- ACTIVITY -
The listing is to be printed in full, exactly as given.

- PROVIDED DATA -
______
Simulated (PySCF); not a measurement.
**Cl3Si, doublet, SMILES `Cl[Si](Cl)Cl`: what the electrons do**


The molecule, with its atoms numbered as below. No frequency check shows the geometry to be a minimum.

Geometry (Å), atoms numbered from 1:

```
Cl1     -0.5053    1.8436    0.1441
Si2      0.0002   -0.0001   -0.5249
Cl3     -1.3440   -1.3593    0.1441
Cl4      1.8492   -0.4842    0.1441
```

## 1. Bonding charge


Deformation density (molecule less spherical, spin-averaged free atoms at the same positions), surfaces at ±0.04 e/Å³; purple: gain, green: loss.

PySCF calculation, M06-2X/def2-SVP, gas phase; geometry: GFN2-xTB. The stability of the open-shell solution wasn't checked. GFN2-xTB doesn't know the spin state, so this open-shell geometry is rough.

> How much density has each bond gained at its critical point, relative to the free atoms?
______

- RESPONSE AREA -
Simulated (PySCF); not a measurement.
**Cl3Si, doublet, SMILES `Cl[Si](Cl)Cl`: what the electrons do**


The molecule, with its atoms numbered as below. No frequency check shows the geometry to be a minimum.

Geometry (Å), atoms numbered from 1:

```
Cl1     -0.5053    1.8436    0.1441
Si2      0.0002   -0.0001   -0.5249
Cl3     -1.3440   -1.3593    0.1441
Cl4      1.8492   -0.4842    0.1441
```

## 1. Bonding charge


Deformation density (molecule less spherical, spin-averaged free atoms at the same positions), surfaces at ±0.04 e/Å³; purple: gain, green: loss.

PySCF calculation, M06-2X/def2-SVP, gas phase; geometry: GFN2-xTB. The stability of the open-shell solution wasn't checked. GFN2-xTB doesn't know the spin state, so this open-shell geometry is rough.

> How much density has each bond gained at its critical point, relative to the free atoms?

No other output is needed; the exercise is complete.